▸ Action item
In the material below, find the line with "Task: The run" and the line with "Caveats: the PAW", then output those two lines and every line between them, exactly.

▸ Supplied entries
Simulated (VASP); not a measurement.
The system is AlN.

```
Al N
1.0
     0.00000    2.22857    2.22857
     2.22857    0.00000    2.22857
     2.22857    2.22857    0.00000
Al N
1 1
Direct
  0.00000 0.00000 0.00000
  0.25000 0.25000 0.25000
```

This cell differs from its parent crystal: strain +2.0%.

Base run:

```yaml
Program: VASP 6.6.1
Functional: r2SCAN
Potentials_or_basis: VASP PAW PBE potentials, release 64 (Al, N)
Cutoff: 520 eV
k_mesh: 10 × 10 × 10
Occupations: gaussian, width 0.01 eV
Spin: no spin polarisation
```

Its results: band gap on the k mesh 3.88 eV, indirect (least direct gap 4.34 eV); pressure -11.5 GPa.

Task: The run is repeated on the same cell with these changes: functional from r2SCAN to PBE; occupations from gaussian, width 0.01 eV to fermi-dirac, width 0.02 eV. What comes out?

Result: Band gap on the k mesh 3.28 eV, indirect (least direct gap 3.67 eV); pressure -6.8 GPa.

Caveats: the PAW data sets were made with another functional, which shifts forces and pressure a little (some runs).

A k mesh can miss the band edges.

▸ Your response
Task: The run is repeated on the same cell with these changes: functional from r2SCAN to PBE; occupations from gaussian, width 0.01 eV to fermi-dirac, width 0.02 eV. What comes out?

Result: Band gap on the k mesh 3.28 eV, indirect (least direct gap 3.67 eV); pressure -6.8 GPa.

Caveats: the PAW data sets were made with another functional, which shifts forces and pressure a little (some runs).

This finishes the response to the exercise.